------ PROVIDED INFORMATION

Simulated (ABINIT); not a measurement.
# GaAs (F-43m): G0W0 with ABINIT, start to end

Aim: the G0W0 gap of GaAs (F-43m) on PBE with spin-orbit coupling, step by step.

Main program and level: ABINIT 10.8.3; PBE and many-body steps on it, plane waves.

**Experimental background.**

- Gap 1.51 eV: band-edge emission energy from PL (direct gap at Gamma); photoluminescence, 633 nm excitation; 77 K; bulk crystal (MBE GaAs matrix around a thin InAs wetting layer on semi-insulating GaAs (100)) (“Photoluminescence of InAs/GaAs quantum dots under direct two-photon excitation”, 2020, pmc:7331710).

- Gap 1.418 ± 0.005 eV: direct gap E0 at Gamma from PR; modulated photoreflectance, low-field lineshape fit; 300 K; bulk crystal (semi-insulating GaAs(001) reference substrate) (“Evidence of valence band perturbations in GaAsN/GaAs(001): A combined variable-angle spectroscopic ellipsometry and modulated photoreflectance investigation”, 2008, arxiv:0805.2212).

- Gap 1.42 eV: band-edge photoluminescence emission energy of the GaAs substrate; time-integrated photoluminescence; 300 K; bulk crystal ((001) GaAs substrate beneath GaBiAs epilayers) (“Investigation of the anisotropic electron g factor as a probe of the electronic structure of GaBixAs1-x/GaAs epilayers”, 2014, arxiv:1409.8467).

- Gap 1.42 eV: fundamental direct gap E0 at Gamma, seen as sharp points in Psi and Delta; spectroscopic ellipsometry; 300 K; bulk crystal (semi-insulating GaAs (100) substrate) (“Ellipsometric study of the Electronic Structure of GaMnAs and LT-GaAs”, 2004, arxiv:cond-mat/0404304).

------------

EXERCISE → Only the lines from the start of the material through the line bearing "- Gap 1.51 eV: band-edge" are needed, restated exactly, with both end lines included.

RESPONSE →
Simulated (ABINIT); not a measurement.
# GaAs (F-43m): G0W0 with ABINIT, start to end

Aim: the G0W0 gap of GaAs (F-43m) on PBE with spin-orbit coupling, step by step.

Main program and level: ABINIT 10.8.3; PBE and many-body steps on it, plane waves.

**Experimental background.**

- Gap 1.51 eV: band-edge emission energy from PL (direct gap at Gamma); photoluminescence, 633 nm excitation; 77 K; bulk crystal (MBE GaAs matrix around a thin InAs wetting layer on semi-insulating GaAs (100)) (“Photoluminescence of InAs/GaAs quantum dots under direct two-photon excitation”, 2020, pmc:7331710).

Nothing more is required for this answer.